__Task item__
Return all of the material that follows, keeping each line exactly as it is.

§ §

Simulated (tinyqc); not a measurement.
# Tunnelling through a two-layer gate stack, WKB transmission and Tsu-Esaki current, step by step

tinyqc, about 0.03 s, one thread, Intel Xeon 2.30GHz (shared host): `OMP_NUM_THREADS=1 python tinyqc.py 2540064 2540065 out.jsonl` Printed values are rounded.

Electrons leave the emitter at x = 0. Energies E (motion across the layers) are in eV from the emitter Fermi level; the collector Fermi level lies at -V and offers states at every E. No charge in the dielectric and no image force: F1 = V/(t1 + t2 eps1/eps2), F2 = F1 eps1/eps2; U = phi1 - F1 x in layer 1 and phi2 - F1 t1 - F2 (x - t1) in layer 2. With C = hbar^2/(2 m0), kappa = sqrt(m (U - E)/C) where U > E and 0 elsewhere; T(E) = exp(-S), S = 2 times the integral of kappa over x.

§ §

__Task output__
Simulated (tinyqc); not a measurement.
# Tunnelling through a two-layer gate stack, WKB transmission and Tsu-Esaki current, step by step

tinyqc, about 0.03 s, one thread, Intel Xeon 2.30GHz (shared host): `OMP_NUM_THREADS=1 python tinyqc.py 2540064 2540065 out.jsonl` Printed values are rounded.

Electrons leave the emitter at x = 0. Energies E (motion across the layers) are in eV from the emitter Fermi level; the collector Fermi level lies at -V and offers states at every E. No charge in the dielectric and no image force: F1 = V/(t1 + t2 eps1/eps2), F2 = F1 eps1/eps2; U = phi1 - F1 x in layer 1 and phi2 - F1 t1 - F2 (x - t1) in layer 2. With C = hbar^2/(2 m0), kappa = sqrt(m (U - E)/C) where U > E and 0 elsewhere; T(E) = exp(-S), S = 2 times the integral of kappa over x.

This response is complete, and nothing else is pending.